Every line of the data is to be retyped exactly.

******

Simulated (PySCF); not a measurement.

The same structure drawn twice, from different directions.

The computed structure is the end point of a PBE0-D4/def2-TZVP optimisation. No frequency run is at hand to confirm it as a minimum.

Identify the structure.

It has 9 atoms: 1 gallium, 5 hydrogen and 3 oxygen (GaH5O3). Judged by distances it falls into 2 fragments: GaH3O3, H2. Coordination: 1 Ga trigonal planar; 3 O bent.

******

== Result ==
Simulated (PySCF); not a measurement.

The same structure drawn twice, from different directions.

The computed structure is the end point of a PBE0-D4/def2-TZVP optimisation. No frequency run is at hand to confirm it as a minimum.

Identify the structure.

It has 9 atoms: 1 gallium, 5 hydrogen and 3 oxygen (GaH5O3). Judged by distances it falls into 2 fragments: GaH3O3, H2. Coordination: 1 Ga trigonal planar; 3 O bent.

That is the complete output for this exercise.